**Recorded information**
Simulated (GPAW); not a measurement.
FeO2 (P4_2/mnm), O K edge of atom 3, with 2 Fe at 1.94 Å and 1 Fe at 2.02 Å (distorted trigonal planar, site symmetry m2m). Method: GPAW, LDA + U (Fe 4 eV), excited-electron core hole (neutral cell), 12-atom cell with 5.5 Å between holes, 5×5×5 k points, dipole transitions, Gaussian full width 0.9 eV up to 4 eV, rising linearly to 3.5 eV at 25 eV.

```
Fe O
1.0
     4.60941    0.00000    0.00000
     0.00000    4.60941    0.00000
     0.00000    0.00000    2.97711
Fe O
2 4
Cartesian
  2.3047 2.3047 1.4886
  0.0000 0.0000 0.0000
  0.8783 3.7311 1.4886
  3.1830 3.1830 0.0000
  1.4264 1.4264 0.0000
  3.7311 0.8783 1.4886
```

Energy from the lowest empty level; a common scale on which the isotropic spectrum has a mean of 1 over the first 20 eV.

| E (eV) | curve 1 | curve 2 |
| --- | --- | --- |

**Action item**
The entries above must be retyped exactly, down to the last character.

**Exercise response**
Simulated (GPAW); not a measurement.
FeO2 (P4_2/mnm), O K edge of atom 3, with 2 Fe at 1.94 Å and 1 Fe at 2.02 Å (distorted trigonal planar, site symmetry m2m). Method: GPAW, LDA + U (Fe 4 eV), excited-electron core hole (neutral cell), 12-atom cell with 5.5 Å between holes, 5×5×5 k points, dipole transitions, Gaussian full width 0.9 eV up to 4 eV, rising linearly to 3.5 eV at 25 eV.

```
Fe O
1.0
     4.60941    0.00000    0.00000
     0.00000    4.60941    0.00000
     0.00000    0.00000    2.97711
Fe O
2 4
Cartesian
  2.3047 2.3047 1.4886
  0.0000 0.0000 0.0000
  0.8783 3.7311 1.4886
  3.1830 3.1830 0.0000
  1.4264 1.4264 0.0000
  3.7311 0.8783 1.4886
```

Energy from the lowest empty level; a common scale on which the isotropic spectrum has a mean of 1 over the first 20 eV.

| E (eV) | curve 1 | curve 2 |
| --- | --- | --- |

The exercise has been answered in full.